* _Exercise_: Set down, character for character, everything in the records below from the line holding "waves, PAW |" down to the line holding "16.26 | +1.658 |", and no other line.

* _Exercise data_:
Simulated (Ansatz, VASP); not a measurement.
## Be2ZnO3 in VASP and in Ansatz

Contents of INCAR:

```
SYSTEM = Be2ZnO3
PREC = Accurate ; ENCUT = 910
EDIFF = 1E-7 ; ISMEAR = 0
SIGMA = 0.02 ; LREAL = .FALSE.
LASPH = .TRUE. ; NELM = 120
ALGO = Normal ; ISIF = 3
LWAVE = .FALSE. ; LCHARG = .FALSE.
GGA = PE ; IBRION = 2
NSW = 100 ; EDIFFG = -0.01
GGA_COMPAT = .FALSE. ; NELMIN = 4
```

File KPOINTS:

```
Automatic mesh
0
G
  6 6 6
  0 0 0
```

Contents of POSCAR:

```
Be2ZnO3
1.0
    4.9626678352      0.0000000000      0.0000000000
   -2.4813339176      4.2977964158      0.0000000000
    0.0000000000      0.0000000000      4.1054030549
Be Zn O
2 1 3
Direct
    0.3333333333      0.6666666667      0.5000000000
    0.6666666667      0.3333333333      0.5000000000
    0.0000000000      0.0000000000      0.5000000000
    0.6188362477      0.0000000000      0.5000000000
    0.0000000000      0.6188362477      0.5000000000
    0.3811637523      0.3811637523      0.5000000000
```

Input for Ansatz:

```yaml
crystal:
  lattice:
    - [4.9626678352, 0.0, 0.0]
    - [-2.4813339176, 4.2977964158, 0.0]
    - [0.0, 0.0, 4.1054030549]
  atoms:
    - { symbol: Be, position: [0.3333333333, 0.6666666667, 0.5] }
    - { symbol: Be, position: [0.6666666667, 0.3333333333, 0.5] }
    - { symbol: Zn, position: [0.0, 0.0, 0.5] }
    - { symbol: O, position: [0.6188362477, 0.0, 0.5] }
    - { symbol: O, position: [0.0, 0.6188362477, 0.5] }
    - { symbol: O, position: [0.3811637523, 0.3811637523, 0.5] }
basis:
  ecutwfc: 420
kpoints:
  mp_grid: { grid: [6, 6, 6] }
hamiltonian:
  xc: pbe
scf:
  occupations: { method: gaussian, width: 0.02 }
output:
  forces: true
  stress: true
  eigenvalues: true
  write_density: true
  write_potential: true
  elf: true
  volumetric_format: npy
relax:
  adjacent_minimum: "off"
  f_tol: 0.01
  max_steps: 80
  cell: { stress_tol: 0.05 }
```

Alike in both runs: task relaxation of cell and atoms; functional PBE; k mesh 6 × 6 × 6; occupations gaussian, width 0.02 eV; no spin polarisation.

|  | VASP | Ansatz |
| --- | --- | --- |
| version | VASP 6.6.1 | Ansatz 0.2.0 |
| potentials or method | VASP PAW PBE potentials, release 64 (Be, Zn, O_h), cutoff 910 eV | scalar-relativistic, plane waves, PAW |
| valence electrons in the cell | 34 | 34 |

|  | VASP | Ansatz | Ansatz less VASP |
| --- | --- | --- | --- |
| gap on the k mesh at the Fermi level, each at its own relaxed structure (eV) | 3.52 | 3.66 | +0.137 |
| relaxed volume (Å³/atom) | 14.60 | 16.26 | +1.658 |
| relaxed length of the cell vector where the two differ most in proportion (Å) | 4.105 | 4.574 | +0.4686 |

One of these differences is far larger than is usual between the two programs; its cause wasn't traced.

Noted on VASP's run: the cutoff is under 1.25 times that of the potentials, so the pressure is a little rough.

* _Answer area_:
| potentials or method | VASP PAW PBE potentials, release 64 (Be, Zn, O_h), cutoff 910 eV | scalar-relativistic, plane waves, PAW |
| valence electrons in the cell | 34 | 34 |

|  | VASP | Ansatz | Ansatz less VASP |
| --- | --- | --- | --- |
| gap on the k mesh at the Fermi level, each at its own relaxed structure (eV) | 3.52 | 3.66 | +0.137 |
| relaxed volume (Å³/atom) | 14.60 | 16.26 | +1.658 |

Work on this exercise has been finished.